Work order:
Write out the lines from the top of the material through the line with "## (2) Double-zeta polarised basis", exactly and with nothing added.

·····

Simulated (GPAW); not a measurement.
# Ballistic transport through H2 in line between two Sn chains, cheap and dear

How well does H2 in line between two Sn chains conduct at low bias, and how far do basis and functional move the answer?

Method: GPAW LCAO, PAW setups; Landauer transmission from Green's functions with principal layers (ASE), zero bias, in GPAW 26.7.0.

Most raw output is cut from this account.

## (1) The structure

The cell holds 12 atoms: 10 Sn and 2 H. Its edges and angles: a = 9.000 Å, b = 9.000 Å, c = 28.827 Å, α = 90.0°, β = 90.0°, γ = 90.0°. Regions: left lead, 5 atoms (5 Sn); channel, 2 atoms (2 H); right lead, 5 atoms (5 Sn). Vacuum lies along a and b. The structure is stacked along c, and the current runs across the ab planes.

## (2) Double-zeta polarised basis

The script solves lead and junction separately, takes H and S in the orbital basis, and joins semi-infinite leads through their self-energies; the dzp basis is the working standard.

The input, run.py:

·····

Response box:
Simulated (GPAW); not a measurement.
# Ballistic transport through H2 in line between two Sn chains, cheap and dear

How well does H2 in line between two Sn chains conduct at low bias, and how far do basis and functional move the answer?

Method: GPAW LCAO, PAW setups; Landauer transmission from Green's functions with principal layers (ASE), zero bias, in GPAW 26.7.0.

Most raw output is cut from this account.

## (1) The structure

The cell holds 12 atoms: 10 Sn and 2 H. Its edges and angles: a = 9.000 Å, b = 9.000 Å, c = 28.827 Å, α = 90.0°, β = 90.0°, γ = 90.0°. Regions: left lead, 5 atoms (5 Sn); channel, 2 atoms (2 H); right lead, 5 atoms (5 Sn). Vacuum lies along a and b. The structure is stacked along c, and the current runs across the ab planes.

## (2) Double-zeta polarised basis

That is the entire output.